*MATERIAL SHOWN*
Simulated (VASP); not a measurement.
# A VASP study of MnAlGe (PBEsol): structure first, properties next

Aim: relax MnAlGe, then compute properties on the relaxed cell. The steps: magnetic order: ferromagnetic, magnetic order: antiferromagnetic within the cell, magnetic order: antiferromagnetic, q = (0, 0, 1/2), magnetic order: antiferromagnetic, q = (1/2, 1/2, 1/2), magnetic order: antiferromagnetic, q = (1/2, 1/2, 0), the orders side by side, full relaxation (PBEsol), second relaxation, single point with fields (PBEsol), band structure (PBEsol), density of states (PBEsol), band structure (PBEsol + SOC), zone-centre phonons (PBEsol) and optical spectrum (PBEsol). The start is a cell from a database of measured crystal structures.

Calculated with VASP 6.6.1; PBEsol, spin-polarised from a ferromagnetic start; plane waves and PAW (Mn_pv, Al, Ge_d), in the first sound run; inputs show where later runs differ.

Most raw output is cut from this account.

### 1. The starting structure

*REQUIREMENT*
The reply should consist of all the records, repeated exactly.

*SOLUTION*
Simulated (VASP); not a measurement.
# A VASP study of MnAlGe (PBEsol): structure first, properties next

Aim: relax MnAlGe, then compute properties on the relaxed cell. The steps: magnetic order: ferromagnetic, magnetic order: antiferromagnetic within the cell, magnetic order: antiferromagnetic, q = (0, 0, 1/2), magnetic order: antiferromagnetic, q = (1/2, 1/2, 1/2), magnetic order: antiferromagnetic, q = (1/2, 1/2, 0), the orders side by side, full relaxation (PBEsol), second relaxation, single point with fields (PBEsol), band structure (PBEsol), density of states (PBEsol), band structure (PBEsol + SOC), zone-centre phonons (PBEsol) and optical spectrum (PBEsol). The start is a cell from a database of measured crystal structures.

Calculated with VASP 6.6.1; PBEsol, spin-polarised from a ferromagnetic start; plane waves and PAW (Mn_pv, Al, Ge_d), in the first sound run; inputs show where later runs differ.

Most raw output is cut from this account.

### 1. The starting structure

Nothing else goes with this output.